> **Work order**:
Each record has to be returned exactly as it appears.

> **Data listing**:
•••

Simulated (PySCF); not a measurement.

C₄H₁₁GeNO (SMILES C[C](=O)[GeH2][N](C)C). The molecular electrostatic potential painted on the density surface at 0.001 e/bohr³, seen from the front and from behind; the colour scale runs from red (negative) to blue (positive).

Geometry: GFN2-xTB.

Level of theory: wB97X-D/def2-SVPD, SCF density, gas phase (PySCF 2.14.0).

•••

> **Solution**:
Simulated (PySCF); not a measurement.

C₄H₁₁GeNO (SMILES C[C](=O)[GeH2][N](C)C). The molecular electrostatic potential painted on the density surface at 0.001 e/bohr³, seen from the front and from behind; the colour scale runs from red (negative) to blue (positive).

Geometry: GFN2-xTB.

Level of theory: wB97X-D/def2-SVPD, SCF density, gas phase (PySCF 2.14.0).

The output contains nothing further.